GIVEN DATA Block Start

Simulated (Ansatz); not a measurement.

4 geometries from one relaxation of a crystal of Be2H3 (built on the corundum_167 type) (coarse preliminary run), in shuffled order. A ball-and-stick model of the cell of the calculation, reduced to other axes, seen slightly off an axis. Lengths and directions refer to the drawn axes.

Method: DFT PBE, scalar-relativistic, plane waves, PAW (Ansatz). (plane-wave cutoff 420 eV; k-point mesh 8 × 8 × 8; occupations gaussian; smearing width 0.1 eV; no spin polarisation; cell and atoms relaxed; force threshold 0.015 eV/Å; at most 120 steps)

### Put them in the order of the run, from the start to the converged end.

GIVEN DATA Block End

## REQUIREMENT
Each line in the material above must be retyped without alteration.

## EXERCISE SOLUTION
Simulated (Ansatz); not a measurement.

4 geometries from one relaxation of a crystal of Be2H3 (built on the corundum_167 type) (coarse preliminary run), in shuffled order. A ball-and-stick model of the cell of the calculation, reduced to other axes, seen slightly off an axis. Lengths and directions refer to the drawn axes.

Method: DFT PBE, scalar-relativistic, plane waves, PAW (Ansatz). (plane-wave cutoff 420 eV; k-point mesh 8 × 8 × 8; occupations gaussian; smearing width 0.1 eV; no spin polarisation; cell and atoms relaxed; force threshold 0.015 eV/Å; at most 120 steps)

### Put them in the order of the run, from the start to the converged end.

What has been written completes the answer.